## [ACTIVITY]
Reproduce each record below exactly as written.

## [DATA]
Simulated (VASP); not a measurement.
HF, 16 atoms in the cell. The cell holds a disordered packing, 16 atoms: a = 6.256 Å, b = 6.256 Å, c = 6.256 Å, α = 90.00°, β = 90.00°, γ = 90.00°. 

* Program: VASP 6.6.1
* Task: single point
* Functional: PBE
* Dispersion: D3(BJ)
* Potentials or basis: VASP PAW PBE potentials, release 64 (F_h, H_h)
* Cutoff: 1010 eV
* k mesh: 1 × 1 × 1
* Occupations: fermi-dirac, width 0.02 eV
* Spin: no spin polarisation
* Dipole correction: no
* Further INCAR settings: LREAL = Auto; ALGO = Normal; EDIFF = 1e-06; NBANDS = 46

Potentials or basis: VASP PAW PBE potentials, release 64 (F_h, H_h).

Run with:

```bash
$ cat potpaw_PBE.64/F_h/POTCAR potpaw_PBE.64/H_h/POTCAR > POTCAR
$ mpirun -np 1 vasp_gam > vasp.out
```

## [TASK RESPONSE]
Simulated (VASP); not a measurement.
HF, 16 atoms in the cell. The cell holds a disordered packing, 16 atoms: a = 6.256 Å, b = 6.256 Å, c = 6.256 Å, α = 90.00°, β = 90.00°, γ = 90.00°. 

* Program: VASP 6.6.1
* Task: single point
* Functional: PBE
* Dispersion: D3(BJ)
* Potentials or basis: VASP PAW PBE potentials, release 64 (F_h, H_h)
* Cutoff: 1010 eV
* k mesh: 1 × 1 × 1
* Occupations: fermi-dirac, width 0.02 eV
* Spin: no spin polarisation
* Dipole correction: no
* Further INCAR settings: LREAL = Auto; ALGO = Normal; EDIFF = 1e-06; NBANDS = 46

Potentials or basis: VASP PAW PBE potentials, release 64 (F_h, H_h).

Run with:

```bash
$ cat potpaw_PBE.64/F_h/POTCAR potpaw_PBE.64/H_h/POTCAR > POTCAR
$ mpirun -np 1 vasp_gam > vasp.out
```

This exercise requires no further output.